Listed records Start Marker

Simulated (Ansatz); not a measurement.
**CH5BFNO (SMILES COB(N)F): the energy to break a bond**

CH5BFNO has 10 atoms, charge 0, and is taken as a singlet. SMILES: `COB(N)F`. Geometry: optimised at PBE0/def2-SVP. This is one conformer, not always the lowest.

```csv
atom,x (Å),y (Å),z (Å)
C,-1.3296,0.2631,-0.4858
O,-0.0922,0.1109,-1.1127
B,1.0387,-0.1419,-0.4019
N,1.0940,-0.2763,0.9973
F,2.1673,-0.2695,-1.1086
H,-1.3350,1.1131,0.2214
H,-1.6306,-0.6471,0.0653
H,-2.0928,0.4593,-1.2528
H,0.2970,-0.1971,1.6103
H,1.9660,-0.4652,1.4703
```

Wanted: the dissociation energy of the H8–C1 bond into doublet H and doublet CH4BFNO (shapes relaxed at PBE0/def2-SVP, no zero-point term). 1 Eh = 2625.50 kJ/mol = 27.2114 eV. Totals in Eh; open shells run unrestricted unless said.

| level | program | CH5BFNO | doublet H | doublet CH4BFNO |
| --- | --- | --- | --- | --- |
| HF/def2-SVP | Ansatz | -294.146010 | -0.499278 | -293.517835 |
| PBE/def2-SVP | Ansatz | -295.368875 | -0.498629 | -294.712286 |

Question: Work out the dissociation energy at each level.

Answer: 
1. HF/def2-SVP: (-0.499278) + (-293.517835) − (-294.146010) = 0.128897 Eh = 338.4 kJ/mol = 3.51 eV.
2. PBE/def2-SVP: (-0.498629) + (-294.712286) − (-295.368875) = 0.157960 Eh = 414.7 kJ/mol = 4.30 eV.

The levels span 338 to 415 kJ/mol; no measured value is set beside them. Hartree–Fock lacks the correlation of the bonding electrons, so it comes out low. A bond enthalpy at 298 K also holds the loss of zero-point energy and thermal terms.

Listed records End Marker

Work task: Give back exactly the lines above, from the line containing "Wanted: the dissociation" through the line containing "2. PBE/def2-SVP: (-0.498629)", with both end lines and nothing more.

Exercise response:
Wanted: the dissociation energy of the H8–C1 bond into doublet H and doublet CH4BFNO (shapes relaxed at PBE0/def2-SVP, no zero-point term). 1 Eh = 2625.50 kJ/mol = 27.2114 eV. Totals in Eh; open shells run unrestricted unless said.

| level | program | CH5BFNO | doublet H | doublet CH4BFNO |
| --- | --- | --- | --- | --- |
| HF/def2-SVP | Ansatz | -294.146010 | -0.499278 | -293.517835 |
| PBE/def2-SVP | Ansatz | -295.368875 | -0.498629 | -294.712286 |

Question: Work out the dissociation energy at each level.

Answer: 
1. HF/def2-SVP: (-0.499278) + (-293.517835) − (-294.146010) = 0.128897 Eh = 338.4 kJ/mol = 3.51 eV.
2. PBE/def2-SVP: (-0.498629) + (-294.712286) − (-295.368875) = 0.157960 Eh = 414.7 kJ/mol = 4.30 eV.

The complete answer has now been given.